→ **Work item**
A complete, exact copy of the records below is the required result.

════════════════════
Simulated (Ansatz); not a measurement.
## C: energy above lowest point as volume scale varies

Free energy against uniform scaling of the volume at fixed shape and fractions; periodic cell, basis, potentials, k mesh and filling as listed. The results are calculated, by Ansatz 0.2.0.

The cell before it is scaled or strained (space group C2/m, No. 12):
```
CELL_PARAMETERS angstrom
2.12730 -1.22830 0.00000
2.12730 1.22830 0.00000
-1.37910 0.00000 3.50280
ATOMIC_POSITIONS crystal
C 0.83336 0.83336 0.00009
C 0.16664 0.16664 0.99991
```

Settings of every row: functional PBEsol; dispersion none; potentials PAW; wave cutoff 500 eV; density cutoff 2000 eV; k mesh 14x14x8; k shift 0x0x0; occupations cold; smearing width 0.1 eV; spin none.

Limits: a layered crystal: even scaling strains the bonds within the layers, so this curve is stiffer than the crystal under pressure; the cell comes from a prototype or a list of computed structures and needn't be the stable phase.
════════════════════

→ **Written reply**
Simulated (Ansatz); not a measurement.
## C: energy above lowest point as volume scale varies

Free energy against uniform scaling of the volume at fixed shape and fractions; periodic cell, basis, potentials, k mesh and filling as listed. The results are calculated, by Ansatz 0.2.0.

The cell before it is scaled or strained (space group C2/m, No. 12):
```
CELL_PARAMETERS angstrom
2.12730 -1.22830 0.00000
2.12730 1.22830 0.00000
-1.37910 0.00000 3.50280
ATOMIC_POSITIONS crystal
C 0.83336 0.83336 0.00009
C 0.16664 0.16664 0.99991
```

Settings of every row: functional PBEsol; dispersion none; potentials PAW; wave cutoff 500 eV; density cutoff 2000 eV; k mesh 14x14x8; k shift 0x0x0; occupations cold; smearing width 0.1 eV; spin none.

Limits: a layered crystal: even scaling strains the bonds within the layers, so this curve is stiffer than the crystal under pressure; the cell comes from a prototype or a list of computed structures and needn't be the stable phase.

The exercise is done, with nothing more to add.